Start of The data
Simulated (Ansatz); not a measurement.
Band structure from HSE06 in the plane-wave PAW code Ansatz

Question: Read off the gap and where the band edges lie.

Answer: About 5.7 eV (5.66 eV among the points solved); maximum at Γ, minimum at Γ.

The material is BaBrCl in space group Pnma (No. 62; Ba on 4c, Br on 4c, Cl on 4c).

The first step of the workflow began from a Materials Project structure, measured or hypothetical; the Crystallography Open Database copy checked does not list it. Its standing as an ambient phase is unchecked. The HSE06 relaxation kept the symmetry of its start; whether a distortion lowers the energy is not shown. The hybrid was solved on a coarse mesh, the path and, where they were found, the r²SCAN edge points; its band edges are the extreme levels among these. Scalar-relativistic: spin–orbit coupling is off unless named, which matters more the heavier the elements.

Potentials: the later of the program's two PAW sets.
End of The data

_Requirement_
The required output is every line above from the one with "The material is" down to the one with "The first step", restated word for word, ends included.

_Problem solution_
The material is BaBrCl in space group Pnma (No. 62; Ba on 4c, Br on 4c, Cl on 4c).

The first step of the workflow began from a Materials Project structure, measured or hypothetical; the Crystallography Open Database copy checked does not list it. Its standing as an ambient phase is unchecked. The HSE06 relaxation kept the symmetry of its start; whether a distortion lowers the energy is not shown. The hybrid was solved on a coarse mesh, the path and, where they were found, the r²SCAN edge points; its band edges are the extreme levels among these. Scalar-relativistic: spin–orbit coupling is off unless named, which matters more the heavier the elements.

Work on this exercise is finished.